** ACTION ITEM **
Please write out, exactly, every line of the listing from its first line through the one that includes "Potentials: the later".

++++ RECORD EXCERPTS ++++

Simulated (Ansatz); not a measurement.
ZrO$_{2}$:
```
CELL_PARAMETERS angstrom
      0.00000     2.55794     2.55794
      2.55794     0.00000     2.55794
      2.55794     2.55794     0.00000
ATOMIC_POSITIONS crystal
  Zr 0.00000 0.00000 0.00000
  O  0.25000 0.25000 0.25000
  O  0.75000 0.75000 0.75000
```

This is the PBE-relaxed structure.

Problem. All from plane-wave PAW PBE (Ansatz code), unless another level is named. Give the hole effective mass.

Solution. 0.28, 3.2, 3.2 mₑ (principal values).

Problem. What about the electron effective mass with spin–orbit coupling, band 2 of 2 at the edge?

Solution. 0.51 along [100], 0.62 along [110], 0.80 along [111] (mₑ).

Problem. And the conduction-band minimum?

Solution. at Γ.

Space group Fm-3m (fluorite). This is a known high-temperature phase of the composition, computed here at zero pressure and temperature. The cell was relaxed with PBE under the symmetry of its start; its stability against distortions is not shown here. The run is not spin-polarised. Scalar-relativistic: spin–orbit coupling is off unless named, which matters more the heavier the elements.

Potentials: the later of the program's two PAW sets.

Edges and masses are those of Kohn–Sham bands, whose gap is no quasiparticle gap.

++++

** TASK RESULT **
Simulated (Ansatz); not a measurement.
ZrO$_{2}$:
```
CELL_PARAMETERS angstrom
      0.00000     2.55794     2.55794
      2.55794     0.00000     2.55794
      2.55794     2.55794     0.00000
ATOMIC_POSITIONS crystal
  Zr 0.00000 0.00000 0.00000
  O  0.25000 0.25000 0.25000
  O  0.75000 0.75000 0.75000
```

This is the PBE-relaxed structure.

Problem. All from plane-wave PAW PBE (Ansatz code), unless another level is named. Give the hole effective mass.

Solution. 0.28, 3.2, 3.2 mₑ (principal values).

Problem. What about the electron effective mass with spin–orbit coupling, band 2 of 2 at the edge?

Solution. 0.51 along [100], 0.62 along [110], 0.80 along [111] (mₑ).

Problem. And the conduction-band minimum?

Solution. at Γ.

Space group Fm-3m (fluorite). This is a known high-temperature phase of the composition, computed here at zero pressure and temperature. The cell was relaxed with PBE under the symmetry of its start; its stability against distortions is not shown here. The run is not spin-polarised. Scalar-relativistic: spin–orbit coupling is off unless named, which matters more the heavier the elements.

Potentials: the later of the program's two PAW sets.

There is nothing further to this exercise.